Dataset content:
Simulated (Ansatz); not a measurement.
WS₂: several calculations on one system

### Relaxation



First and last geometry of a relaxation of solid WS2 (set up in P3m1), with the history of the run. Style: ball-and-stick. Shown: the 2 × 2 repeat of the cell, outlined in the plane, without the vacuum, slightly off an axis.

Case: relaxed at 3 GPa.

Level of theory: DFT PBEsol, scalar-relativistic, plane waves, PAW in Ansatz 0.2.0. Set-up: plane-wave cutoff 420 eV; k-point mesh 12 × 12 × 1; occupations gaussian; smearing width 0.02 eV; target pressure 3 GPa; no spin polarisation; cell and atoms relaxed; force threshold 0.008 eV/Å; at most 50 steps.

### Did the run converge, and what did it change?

Work task: Would you restate all of the material, word for word?

Written response:
Simulated (Ansatz); not a measurement.
WS₂: several calculations on one system

### Relaxation



First and last geometry of a relaxation of solid WS2 (set up in P3m1), with the history of the run. Style: ball-and-stick. Shown: the 2 × 2 repeat of the cell, outlined in the plane, without the vacuum, slightly off an axis.

Case: relaxed at 3 GPa.

Level of theory: DFT PBEsol, scalar-relativistic, plane waves, PAW in Ansatz 0.2.0. Set-up: plane-wave cutoff 420 eV; k-point mesh 12 × 12 × 1; occupations gaussian; smearing width 0.02 eV; target pressure 3 GPa; no spin polarisation; cell and atoms relaxed; force threshold 0.008 eV/Å; at most 50 steps.

### Did the run converge, and what did it change?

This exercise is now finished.